Action item -
The answer must consist of every record below, transcribed exactly.

Data shown -
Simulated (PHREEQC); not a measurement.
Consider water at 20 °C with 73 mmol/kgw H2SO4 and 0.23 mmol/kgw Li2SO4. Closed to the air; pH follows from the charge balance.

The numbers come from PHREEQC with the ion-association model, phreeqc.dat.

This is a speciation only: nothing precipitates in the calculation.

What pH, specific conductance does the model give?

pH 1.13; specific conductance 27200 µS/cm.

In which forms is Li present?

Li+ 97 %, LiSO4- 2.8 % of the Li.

Task answer -
Simulated (PHREEQC); not a measurement.
Consider water at 20 °C with 73 mmol/kgw H2SO4 and 0.23 mmol/kgw Li2SO4. Closed to the air; pH follows from the charge balance.

The numbers come from PHREEQC with the ion-association model, phreeqc.dat.

This is a speciation only: nothing precipitates in the calculation.

What pH, specific conductance does the model give?

pH 1.13; specific conductance 27200 µS/cm.

In which forms is Li present?

Li+ 97 %, LiSO4- 2.8 % of the Li.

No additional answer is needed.